* REQUIRED ACTION: Give back, word for word, the lines in the listing below from the one holding "Charge 0, spin multiplicity 2." down to the one holding "-2.7, -2.1, 4.8 |", both ends included.

* ENTRIES SUPPLIED:
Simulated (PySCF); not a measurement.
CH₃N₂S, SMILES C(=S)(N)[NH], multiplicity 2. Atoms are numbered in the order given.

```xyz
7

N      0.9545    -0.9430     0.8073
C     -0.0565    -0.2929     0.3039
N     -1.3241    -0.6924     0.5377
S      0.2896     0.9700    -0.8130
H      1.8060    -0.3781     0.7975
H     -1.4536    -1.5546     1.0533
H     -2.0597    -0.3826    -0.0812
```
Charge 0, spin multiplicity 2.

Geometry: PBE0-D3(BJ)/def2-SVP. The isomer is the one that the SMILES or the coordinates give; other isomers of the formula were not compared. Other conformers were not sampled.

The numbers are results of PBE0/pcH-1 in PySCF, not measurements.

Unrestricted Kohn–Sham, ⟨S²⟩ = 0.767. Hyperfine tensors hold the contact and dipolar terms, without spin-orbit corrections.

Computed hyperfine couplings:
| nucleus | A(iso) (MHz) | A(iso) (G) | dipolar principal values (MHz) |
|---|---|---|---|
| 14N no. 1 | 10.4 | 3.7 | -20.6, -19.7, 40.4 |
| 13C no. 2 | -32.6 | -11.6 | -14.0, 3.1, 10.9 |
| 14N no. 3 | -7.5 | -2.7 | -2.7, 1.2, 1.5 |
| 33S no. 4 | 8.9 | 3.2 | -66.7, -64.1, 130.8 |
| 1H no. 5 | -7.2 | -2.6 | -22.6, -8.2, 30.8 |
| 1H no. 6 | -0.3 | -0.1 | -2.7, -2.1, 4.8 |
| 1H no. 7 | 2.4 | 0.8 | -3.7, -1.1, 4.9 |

* RESPONSE BOX:
Charge 0, spin multiplicity 2.

Geometry: PBE0-D3(BJ)/def2-SVP. The isomer is the one that the SMILES or the coordinates give; other isomers of the formula were not compared. Other conformers were not sampled.

The numbers are results of PBE0/pcH-1 in PySCF, not measurements.

Unrestricted Kohn–Sham, ⟨S²⟩ = 0.767. Hyperfine tensors hold the contact and dipolar terms, without spin-orbit corrections.

Computed hyperfine couplings:
| nucleus | A(iso) (MHz) | A(iso) (G) | dipolar principal values (MHz) |
|---|---|---|---|
| 14N no. 1 | 10.4 | 3.7 | -20.6, -19.7, 40.4 |
| 13C no. 2 | -32.6 | -11.6 | -14.0, 3.1, 10.9 |
| 14N no. 3 | -7.5 | -2.7 | -2.7, 1.2, 1.5 |
| 33S no. 4 | 8.9 | 3.2 | -66.7, -64.1, 130.8 |
| 1H no. 5 | -7.2 | -2.6 | -22.6, -8.2, 30.8 |
| 1H no. 6 | -0.3 | -0.1 | -2.7, -2.1, 4.8 |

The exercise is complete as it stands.